▸ WORK ITEM
Take the entries that follow and return exactly the lines from the one holding "Question: The run" through the one holding "Caveats: some runs use coarse meshes.", both included. Nothing else is needed.

────────

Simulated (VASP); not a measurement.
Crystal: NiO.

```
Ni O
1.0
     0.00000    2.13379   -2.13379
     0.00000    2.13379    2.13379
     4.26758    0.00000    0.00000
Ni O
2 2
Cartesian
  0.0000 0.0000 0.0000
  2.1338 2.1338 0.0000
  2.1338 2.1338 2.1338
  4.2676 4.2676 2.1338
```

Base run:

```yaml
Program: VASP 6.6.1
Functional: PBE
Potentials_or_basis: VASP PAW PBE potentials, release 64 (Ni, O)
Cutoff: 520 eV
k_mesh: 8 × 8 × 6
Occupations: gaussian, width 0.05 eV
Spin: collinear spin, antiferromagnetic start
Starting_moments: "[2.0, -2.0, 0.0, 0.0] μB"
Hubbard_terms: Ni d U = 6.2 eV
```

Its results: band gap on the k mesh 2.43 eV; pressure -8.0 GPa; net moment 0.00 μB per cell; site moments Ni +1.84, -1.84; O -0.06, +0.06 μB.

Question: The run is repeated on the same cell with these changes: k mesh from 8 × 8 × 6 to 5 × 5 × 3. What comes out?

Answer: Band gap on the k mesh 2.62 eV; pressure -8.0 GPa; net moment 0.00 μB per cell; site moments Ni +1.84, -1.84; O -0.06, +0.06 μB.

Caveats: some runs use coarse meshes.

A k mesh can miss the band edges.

────────

▸ RESPONSE BOX
Question: The run is repeated on the same cell with these changes: k mesh from 8 × 8 × 6 to 5 × 5 × 3. What comes out?

Answer: Band gap on the k mesh 2.62 eV; pressure -8.0 GPa; net moment 0.00 μB per cell; site moments Ni +1.84, -1.84; O -0.06, +0.06 μB.

Caveats: some runs use coarse meshes.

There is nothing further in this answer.